## Excerpted data
== == ==

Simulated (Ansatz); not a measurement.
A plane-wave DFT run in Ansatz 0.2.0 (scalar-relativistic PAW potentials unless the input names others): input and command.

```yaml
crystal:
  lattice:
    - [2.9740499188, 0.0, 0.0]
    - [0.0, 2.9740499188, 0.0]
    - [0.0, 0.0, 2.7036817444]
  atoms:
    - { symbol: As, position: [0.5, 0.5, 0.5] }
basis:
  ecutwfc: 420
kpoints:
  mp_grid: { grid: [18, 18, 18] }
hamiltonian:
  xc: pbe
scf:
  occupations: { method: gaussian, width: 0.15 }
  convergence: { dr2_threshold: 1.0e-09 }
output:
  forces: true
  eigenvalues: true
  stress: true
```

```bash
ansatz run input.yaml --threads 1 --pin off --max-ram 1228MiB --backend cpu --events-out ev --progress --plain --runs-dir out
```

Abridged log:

== == ==

## Action item
Word for word, quote all of the data above.

## Result
Simulated (Ansatz); not a measurement.
A plane-wave DFT run in Ansatz 0.2.0 (scalar-relativistic PAW potentials unless the input names others): input and command.

```yaml
crystal:
  lattice:
    - [2.9740499188, 0.0, 0.0]
    - [0.0, 2.9740499188, 0.0]
    - [0.0, 0.0, 2.7036817444]
  atoms:
    - { symbol: As, position: [0.5, 0.5, 0.5] }
basis:
  ecutwfc: 420
kpoints:
  mp_grid: { grid: [18, 18, 18] }
hamiltonian:
  xc: pbe
scf:
  occupations: { method: gaussian, width: 0.15 }
  convergence: { dr2_threshold: 1.0e-09 }
output:
  forces: true
  eigenvalues: true
  stress: true
```

```bash
ansatz run input.yaml --threads 1 --pin off --max-ram 1228MiB --backend cpu --events-out ev --progress --plain --runs-dir out
```

Abridged log:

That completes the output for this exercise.